▶ Information shown:
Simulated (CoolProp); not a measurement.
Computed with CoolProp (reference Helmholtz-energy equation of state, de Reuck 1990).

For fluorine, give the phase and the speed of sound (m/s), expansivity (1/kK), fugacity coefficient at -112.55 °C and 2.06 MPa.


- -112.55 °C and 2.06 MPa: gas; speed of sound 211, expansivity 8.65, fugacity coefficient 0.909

▶ Assigned task:
Using the records above, repeat exactly the lines from the first one through the line with "For fluorine, give".

▶ Expected answer:
Simulated (CoolProp); not a measurement.
Computed with CoolProp (reference Helmholtz-energy equation of state, de Reuck 1990).

For fluorine, give the phase and the speed of sound (m/s), expansivity (1/kK), fugacity coefficient at -112.55 °C and 2.06 MPa.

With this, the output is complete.